■ Data shown ■
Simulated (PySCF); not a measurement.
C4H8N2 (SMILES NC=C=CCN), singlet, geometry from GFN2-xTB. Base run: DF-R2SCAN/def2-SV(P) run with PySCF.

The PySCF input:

■ Exercise ■
Repeat the data in full. Nothing may be dropped or altered.

■ Written solution ■
Simulated (PySCF); not a measurement.
C4H8N2 (SMILES NC=C=CCN), singlet, geometry from GFN2-xTB. Base run: DF-R2SCAN/def2-SV(P) run with PySCF.

The PySCF input:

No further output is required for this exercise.